• WORK INSTRUCTION
The line containing "### Step 1. The starting structure" marks the end, so write out exactly every line from the top of the entries below through that one.

• INFORMATION SHOWN
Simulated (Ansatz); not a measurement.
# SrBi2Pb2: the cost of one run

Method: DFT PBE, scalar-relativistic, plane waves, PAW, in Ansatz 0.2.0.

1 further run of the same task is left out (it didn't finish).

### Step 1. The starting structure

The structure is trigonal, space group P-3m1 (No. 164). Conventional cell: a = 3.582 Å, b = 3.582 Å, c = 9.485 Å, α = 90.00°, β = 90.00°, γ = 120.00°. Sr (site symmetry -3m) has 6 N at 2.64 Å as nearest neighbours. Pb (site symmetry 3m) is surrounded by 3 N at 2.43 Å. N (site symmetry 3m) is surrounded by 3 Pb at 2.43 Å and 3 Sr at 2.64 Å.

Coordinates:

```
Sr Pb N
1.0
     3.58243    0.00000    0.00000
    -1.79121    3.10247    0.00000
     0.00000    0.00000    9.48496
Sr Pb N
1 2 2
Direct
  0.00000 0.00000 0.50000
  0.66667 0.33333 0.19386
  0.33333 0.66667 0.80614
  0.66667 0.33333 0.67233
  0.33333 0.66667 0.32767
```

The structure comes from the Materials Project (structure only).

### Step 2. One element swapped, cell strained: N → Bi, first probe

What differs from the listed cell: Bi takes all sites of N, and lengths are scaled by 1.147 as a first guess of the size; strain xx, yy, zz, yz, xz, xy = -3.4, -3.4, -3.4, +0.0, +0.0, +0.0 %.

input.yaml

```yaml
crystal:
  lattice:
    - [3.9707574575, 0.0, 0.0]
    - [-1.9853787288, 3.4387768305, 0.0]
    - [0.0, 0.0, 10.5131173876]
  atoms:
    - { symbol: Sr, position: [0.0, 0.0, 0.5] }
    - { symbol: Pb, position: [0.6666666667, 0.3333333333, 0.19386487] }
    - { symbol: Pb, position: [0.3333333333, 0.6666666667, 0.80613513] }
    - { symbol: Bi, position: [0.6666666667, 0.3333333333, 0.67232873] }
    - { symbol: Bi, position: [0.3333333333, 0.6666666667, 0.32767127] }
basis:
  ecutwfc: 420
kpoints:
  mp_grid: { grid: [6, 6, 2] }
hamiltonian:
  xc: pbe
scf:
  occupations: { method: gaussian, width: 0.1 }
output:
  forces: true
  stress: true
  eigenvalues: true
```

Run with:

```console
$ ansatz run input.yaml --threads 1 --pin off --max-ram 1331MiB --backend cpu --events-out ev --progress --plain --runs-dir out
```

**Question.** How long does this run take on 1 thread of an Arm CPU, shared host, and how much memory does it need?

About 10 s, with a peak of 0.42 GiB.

• SOLUTION
Simulated (Ansatz); not a measurement.
# SrBi2Pb2: the cost of one run

Method: DFT PBE, scalar-relativistic, plane waves, PAW, in Ansatz 0.2.0.

1 further run of the same task is left out (it didn't finish).

### Step 1. The starting structure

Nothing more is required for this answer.